ASSIGNMENT: From the first line through the line containing "H15, H16 on N7)", transcribe the records exactly and include no other lines.

※
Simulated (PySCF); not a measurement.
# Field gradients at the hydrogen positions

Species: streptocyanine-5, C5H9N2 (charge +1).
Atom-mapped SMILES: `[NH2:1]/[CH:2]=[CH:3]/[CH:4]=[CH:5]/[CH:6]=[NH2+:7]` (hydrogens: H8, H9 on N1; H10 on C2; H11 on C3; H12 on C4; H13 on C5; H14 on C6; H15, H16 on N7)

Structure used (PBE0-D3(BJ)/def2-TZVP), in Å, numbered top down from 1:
※

TASK ANSWER:
Simulated (PySCF); not a measurement.
# Field gradients at the hydrogen positions

Species: streptocyanine-5, C5H9N2 (charge +1).
Atom-mapped SMILES: `[NH2:1]/[CH:2]=[CH:3]/[CH:4]=[CH:5]/[CH:6]=[NH2+:7]` (hydrogens: H8, H9 on N1; H10 on C2; H11 on C3; H12 on C4; H13 on C5; H14 on C6; H15, H16 on N7)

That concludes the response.